• _EXTRACTED MATERIAL_
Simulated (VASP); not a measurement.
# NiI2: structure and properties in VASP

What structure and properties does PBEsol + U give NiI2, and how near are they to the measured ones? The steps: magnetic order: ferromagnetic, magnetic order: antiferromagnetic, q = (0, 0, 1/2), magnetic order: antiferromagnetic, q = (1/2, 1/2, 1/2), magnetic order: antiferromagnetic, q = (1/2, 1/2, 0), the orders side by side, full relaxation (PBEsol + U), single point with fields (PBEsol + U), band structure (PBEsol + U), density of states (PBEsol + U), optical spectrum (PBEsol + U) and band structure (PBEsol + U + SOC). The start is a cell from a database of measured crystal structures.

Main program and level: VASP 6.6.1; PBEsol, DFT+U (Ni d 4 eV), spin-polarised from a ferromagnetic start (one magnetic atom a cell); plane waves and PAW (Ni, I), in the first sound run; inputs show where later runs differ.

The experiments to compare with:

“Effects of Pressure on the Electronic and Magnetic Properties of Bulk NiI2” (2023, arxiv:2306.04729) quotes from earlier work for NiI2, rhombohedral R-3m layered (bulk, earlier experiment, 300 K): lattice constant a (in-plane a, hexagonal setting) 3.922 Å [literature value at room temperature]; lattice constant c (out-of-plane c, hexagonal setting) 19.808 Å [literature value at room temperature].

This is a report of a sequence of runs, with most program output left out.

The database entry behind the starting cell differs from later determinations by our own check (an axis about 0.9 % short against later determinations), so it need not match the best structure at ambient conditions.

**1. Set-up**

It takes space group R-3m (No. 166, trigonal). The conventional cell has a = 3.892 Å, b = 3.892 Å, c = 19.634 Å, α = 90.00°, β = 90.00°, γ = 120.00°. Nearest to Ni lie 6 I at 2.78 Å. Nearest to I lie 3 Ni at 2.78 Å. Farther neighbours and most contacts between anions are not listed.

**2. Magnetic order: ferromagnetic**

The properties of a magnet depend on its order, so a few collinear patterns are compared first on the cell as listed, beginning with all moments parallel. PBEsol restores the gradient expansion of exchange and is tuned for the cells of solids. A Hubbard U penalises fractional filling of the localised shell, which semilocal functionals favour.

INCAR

• _EXERCISE_
Please give back the records exactly as written, beginning at the first line and including the line that holds "The experiments to" as the last.

• _REPLY_
Simulated (VASP); not a measurement.
# NiI2: structure and properties in VASP

What structure and properties does PBEsol + U give NiI2, and how near are they to the measured ones? The steps: magnetic order: ferromagnetic, magnetic order: antiferromagnetic, q = (0, 0, 1/2), magnetic order: antiferromagnetic, q = (1/2, 1/2, 1/2), magnetic order: antiferromagnetic, q = (1/2, 1/2, 0), the orders side by side, full relaxation (PBEsol + U), single point with fields (PBEsol + U), band structure (PBEsol + U), density of states (PBEsol + U), optical spectrum (PBEsol + U) and band structure (PBEsol + U + SOC). The start is a cell from a database of measured crystal structures.

Main program and level: VASP 6.6.1; PBEsol, DFT+U (Ni d 4 eV), spin-polarised from a ferromagnetic start (one magnetic atom a cell); plane waves and PAW (Ni, I), in the first sound run; inputs show where later runs differ.

The experiments to compare with:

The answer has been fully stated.